· · · · ·
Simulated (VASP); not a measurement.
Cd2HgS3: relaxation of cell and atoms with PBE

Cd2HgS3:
· · · · ·

=== Action item ===
Could you copy every record above exactly as it appears?

=== Expected answer ===
Simulated (VASP); not a measurement.
Cd2HgS3: relaxation of cell and atoms with PBE

Cd2HgS3:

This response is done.